- WORK INSTRUCTION:
Reproduce word for word, from the entries below, the line with "Ansatz relaxed the", the line with "Solution. gap on", and every line between them, and nothing more.

※
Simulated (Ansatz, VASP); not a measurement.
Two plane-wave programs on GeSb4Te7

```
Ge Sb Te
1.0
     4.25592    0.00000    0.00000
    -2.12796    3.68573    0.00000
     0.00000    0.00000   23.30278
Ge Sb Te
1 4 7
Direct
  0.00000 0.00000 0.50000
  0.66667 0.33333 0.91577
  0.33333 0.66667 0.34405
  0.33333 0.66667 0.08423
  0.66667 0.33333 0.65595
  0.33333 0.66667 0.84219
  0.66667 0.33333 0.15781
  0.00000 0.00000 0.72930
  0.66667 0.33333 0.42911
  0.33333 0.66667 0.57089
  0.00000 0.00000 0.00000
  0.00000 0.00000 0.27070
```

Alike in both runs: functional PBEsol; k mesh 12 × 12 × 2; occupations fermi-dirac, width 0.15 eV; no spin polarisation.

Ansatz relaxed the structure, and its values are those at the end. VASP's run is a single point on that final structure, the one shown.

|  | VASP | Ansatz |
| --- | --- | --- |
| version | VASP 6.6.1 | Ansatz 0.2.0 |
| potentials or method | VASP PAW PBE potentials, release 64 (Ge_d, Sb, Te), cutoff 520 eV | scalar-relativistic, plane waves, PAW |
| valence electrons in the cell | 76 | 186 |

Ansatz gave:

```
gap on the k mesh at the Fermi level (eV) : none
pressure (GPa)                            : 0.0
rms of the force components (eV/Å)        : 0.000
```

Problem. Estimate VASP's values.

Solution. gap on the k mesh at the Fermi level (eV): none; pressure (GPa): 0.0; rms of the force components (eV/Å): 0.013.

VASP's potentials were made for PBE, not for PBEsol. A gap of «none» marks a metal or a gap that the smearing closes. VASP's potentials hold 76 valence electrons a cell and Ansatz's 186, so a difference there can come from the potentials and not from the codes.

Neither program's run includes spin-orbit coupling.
※

- TASK RESULT:
Ansatz relaxed the structure, and its values are those at the end. VASP's run is a single point on that final structure, the one shown.

|  | VASP | Ansatz |
| --- | --- | --- |
| version | VASP 6.6.1 | Ansatz 0.2.0 |
| potentials or method | VASP PAW PBE potentials, release 64 (Ge_d, Sb, Te), cutoff 520 eV | scalar-relativistic, plane waves, PAW |
| valence electrons in the cell | 76 | 186 |

Ansatz gave:

```
gap on the k mesh at the Fermi level (eV) : none
pressure (GPa)                            : 0.0
rms of the force components (eV/Å)        : 0.000
```

Problem. Estimate VASP's values.

Solution. gap on the k mesh at the Fermi level (eV): none; pressure (GPa): 0.0; rms of the force components (eV/Å): 0.013.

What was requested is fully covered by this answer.